**DATASET ENTRIES:**
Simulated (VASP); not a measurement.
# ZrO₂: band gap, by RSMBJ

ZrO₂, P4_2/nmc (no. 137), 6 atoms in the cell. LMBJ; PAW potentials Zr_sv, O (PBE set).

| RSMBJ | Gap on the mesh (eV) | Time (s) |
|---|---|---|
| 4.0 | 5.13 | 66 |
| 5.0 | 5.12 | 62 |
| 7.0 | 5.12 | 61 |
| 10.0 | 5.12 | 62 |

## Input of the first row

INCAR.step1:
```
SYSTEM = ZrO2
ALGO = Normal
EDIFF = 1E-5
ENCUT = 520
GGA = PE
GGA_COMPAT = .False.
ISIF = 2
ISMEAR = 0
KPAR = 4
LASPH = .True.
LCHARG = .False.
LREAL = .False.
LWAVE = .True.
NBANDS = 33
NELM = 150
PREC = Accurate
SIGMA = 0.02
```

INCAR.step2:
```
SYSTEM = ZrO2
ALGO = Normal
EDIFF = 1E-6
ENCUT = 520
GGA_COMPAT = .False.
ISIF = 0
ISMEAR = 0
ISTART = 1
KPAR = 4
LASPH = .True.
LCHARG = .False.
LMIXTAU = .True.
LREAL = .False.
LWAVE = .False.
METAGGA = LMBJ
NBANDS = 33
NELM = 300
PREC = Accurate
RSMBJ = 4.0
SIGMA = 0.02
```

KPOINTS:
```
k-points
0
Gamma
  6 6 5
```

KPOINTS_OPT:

**WORK TASK:**
Exact copies of the lines from the start of the data up to the line holding "5.0 | 5.12 | 62 |", both included, are all that is needed.

**WRITTEN REPLY:**
Simulated (VASP); not a measurement.
# ZrO₂: band gap, by RSMBJ

ZrO₂, P4_2/nmc (no. 137), 6 atoms in the cell. LMBJ; PAW potentials Zr_sv, O (PBE set).

| RSMBJ | Gap on the mesh (eV) | Time (s) |
|---|---|---|
| 4.0 | 5.13 | 66 |
| 5.0 | 5.12 | 62 |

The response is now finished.